_ASSIGNMENT_. This task is to restate all of the entries exactly.

_INPUT DATA_.
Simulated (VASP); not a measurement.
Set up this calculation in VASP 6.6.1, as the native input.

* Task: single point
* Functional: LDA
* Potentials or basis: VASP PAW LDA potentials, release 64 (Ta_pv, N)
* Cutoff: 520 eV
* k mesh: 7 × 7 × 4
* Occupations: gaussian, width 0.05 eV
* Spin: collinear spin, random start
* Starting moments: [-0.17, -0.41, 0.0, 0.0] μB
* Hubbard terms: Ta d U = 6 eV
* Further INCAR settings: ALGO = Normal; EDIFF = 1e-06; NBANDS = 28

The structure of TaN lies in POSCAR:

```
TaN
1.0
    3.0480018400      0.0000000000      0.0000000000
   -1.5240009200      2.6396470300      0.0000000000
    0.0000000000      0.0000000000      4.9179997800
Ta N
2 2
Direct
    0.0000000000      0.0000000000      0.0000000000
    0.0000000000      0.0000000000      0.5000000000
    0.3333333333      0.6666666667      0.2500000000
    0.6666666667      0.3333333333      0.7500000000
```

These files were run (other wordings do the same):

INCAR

_ANSWER SPACE_.
Simulated (VASP); not a measurement.
Set up this calculation in VASP 6.6.1, as the native input.

* Task: single point
* Functional: LDA
* Potentials or basis: VASP PAW LDA potentials, release 64 (Ta_pv, N)
* Cutoff: 520 eV
* k mesh: 7 × 7 × 4
* Occupations: gaussian, width 0.05 eV
* Spin: collinear spin, random start
* Starting moments: [-0.17, -0.41, 0.0, 0.0] μB
* Hubbard terms: Ta d U = 6 eV
* Further INCAR settings: ALGO = Normal; EDIFF = 1e-06; NBANDS = 28

The structure of TaN lies in POSCAR:

```
TaN
1.0
    3.0480018400      0.0000000000      0.0000000000
   -1.5240009200      2.6396470300      0.0000000000
    0.0000000000      0.0000000000      4.9179997800
Ta N
2 2
Direct
    0.0000000000      0.0000000000      0.0000000000
    0.0000000000      0.0000000000      0.5000000000
    0.3333333333      0.6666666667      0.2500000000
    0.6666666667      0.3333333333      0.7500000000
```

These files were run (other wordings do the same):

INCAR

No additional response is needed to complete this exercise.